_ _ _ _ _ _ _

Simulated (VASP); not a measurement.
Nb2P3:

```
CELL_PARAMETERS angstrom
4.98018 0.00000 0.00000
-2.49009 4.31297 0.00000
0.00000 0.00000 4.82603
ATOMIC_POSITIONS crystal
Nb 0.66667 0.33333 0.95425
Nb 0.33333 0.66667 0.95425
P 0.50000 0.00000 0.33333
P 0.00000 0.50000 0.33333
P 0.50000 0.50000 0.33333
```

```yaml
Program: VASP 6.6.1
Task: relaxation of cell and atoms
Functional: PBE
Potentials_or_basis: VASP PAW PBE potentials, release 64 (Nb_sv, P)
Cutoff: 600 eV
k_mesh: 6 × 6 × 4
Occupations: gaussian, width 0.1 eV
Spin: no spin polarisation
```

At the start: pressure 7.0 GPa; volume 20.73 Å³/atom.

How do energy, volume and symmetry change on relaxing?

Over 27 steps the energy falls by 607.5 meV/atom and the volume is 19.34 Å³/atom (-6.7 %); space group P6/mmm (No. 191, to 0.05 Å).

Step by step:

_ _ _ _ _ _ _

Work request. Repeat each line of the data exactly as it appears above.

Reply.
Simulated (VASP); not a measurement.
Nb2P3:

```
CELL_PARAMETERS angstrom
4.98018 0.00000 0.00000
-2.49009 4.31297 0.00000
0.00000 0.00000 4.82603
ATOMIC_POSITIONS crystal
Nb 0.66667 0.33333 0.95425
Nb 0.33333 0.66667 0.95425
P 0.50000 0.00000 0.33333
P 0.00000 0.50000 0.33333
P 0.50000 0.50000 0.33333
```

```yaml
Program: VASP 6.6.1
Task: relaxation of cell and atoms
Functional: PBE
Potentials_or_basis: VASP PAW PBE potentials, release 64 (Nb_sv, P)
Cutoff: 600 eV
k_mesh: 6 × 6 × 4
Occupations: gaussian, width 0.1 eV
Spin: no spin polarisation
```

At the start: pressure 7.0 GPa; volume 20.73 Å³/atom.

How do energy, volume and symmetry change on relaxing?

Over 27 steps the energy falls by 607.5 meV/atom and the volume is 19.34 Å³/atom (-6.7 %); space group P6/mmm (No. 191, to 0.05 Å).

Step by step:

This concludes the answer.